WORK ITEM. For the listing below, return the line containing "### 1. Find the equilibrium geometry", the line containing "The density hangs", and all lines in between, exactly as written and nothing else.

INPUT DATA.
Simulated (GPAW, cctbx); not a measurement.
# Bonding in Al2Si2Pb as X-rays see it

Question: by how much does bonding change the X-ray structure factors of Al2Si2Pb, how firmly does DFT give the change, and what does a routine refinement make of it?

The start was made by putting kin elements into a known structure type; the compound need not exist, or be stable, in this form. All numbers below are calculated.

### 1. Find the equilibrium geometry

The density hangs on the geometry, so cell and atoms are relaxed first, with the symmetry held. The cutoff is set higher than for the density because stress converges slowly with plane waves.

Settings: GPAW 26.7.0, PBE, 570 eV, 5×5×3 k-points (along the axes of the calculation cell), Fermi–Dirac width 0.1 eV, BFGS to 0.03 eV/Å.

TASK RESULT.
### 1. Find the equilibrium geometry

The density hangs on the geometry, so cell and atoms are relaxed first, with the symmetry held. The cutoff is set higher than for the density because stress converges slowly with plane waves.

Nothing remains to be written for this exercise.